# [DATA RECORDS]
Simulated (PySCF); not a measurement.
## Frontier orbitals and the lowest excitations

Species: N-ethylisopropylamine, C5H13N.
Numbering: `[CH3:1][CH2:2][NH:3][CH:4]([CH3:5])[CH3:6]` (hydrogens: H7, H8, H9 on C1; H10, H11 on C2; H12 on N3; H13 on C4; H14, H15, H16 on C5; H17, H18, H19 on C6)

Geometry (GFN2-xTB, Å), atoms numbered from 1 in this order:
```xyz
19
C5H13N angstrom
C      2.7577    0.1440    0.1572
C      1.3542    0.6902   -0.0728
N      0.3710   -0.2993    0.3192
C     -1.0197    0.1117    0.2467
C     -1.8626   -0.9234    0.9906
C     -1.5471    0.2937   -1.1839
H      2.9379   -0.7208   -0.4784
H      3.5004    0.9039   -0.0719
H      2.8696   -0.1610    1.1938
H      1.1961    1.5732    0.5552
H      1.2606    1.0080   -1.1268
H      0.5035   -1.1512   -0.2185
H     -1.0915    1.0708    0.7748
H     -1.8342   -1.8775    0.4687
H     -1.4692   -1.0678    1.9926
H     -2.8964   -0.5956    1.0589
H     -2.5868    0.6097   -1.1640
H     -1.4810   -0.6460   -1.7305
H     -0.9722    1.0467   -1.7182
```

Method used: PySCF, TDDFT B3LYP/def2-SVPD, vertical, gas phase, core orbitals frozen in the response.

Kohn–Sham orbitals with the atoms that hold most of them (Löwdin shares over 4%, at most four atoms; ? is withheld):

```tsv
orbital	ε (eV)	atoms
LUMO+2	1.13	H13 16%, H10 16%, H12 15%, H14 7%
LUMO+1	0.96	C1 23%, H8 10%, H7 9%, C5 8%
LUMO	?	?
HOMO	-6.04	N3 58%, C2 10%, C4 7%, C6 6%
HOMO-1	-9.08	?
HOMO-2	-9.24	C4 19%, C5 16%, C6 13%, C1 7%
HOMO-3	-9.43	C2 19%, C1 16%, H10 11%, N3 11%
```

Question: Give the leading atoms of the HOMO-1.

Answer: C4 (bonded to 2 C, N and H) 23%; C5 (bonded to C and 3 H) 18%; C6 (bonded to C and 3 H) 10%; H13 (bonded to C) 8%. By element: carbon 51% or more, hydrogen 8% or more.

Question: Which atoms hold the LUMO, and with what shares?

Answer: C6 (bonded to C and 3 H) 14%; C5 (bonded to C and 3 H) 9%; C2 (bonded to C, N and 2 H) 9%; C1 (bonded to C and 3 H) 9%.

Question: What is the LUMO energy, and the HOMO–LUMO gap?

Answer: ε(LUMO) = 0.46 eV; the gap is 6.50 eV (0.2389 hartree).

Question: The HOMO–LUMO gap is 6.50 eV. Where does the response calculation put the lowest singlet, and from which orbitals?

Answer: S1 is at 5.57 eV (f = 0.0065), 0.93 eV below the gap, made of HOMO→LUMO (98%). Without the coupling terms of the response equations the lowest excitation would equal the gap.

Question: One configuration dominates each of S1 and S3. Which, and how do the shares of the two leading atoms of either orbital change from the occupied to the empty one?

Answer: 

# [WORK TASK]
Output the listing verbatim through the "Question: Which atoms" line.

# [PROBLEM SOLUTION]
Simulated (PySCF); not a measurement.
## Frontier orbitals and the lowest excitations

Species: N-ethylisopropylamine, C5H13N.
Numbering: `[CH3:1][CH2:2][NH:3][CH:4]([CH3:5])[CH3:6]` (hydrogens: H7, H8, H9 on C1; H10, H11 on C2; H12 on N3; H13 on C4; H14, H15, H16 on C5; H17, H18, H19 on C6)

Geometry (GFN2-xTB, Å), atoms numbered from 1 in this order:
```xyz
19
C5H13N angstrom
C      2.7577    0.1440    0.1572
C      1.3542    0.6902   -0.0728
N      0.3710   -0.2993    0.3192
C     -1.0197    0.1117    0.2467
C     -1.8626   -0.9234    0.9906
C     -1.5471    0.2937   -1.1839
H      2.9379   -0.7208   -0.4784
H      3.5004    0.9039   -0.0719
H      2.8696   -0.1610    1.1938
H      1.1961    1.5732    0.5552
H      1.2606    1.0080   -1.1268
H      0.5035   -1.1512   -0.2185
H     -1.0915    1.0708    0.7748
H     -1.8342   -1.8775    0.4687
H     -1.4692   -1.0678    1.9926
H     -2.8964   -0.5956    1.0589
H     -2.5868    0.6097   -1.1640
H     -1.4810   -0.6460   -1.7305
H     -0.9722    1.0467   -1.7182
```

Method used: PySCF, TDDFT B3LYP/def2-SVPD, vertical, gas phase, core orbitals frozen in the response.

Kohn–Sham orbitals with the atoms that hold most of them (Löwdin shares over 4%, at most four atoms; ? is withheld):

```tsv
orbital	ε (eV)	atoms
LUMO+2	1.13	H13 16%, H10 16%, H12 15%, H14 7%
LUMO+1	0.96	C1 23%, H8 10%, H7 9%, C5 8%
LUMO	?	?
HOMO	-6.04	N3 58%, C2 10%, C4 7%, C6 6%
HOMO-1	-9.08	?
HOMO-2	-9.24	C4 19%, C5 16%, C6 13%, C1 7%
HOMO-3	-9.43	C2 19%, C1 16%, H10 11%, N3 11%
```

Question: Give the leading atoms of the HOMO-1.

Answer: C4 (bonded to 2 C, N and H) 23%; C5 (bonded to C and 3 H) 18%; C6 (bonded to C and 3 H) 10%; H13 (bonded to C) 8%. By element: carbon 51% or more, hydrogen 8% or more.

Question: Which atoms hold the LUMO, and with what shares?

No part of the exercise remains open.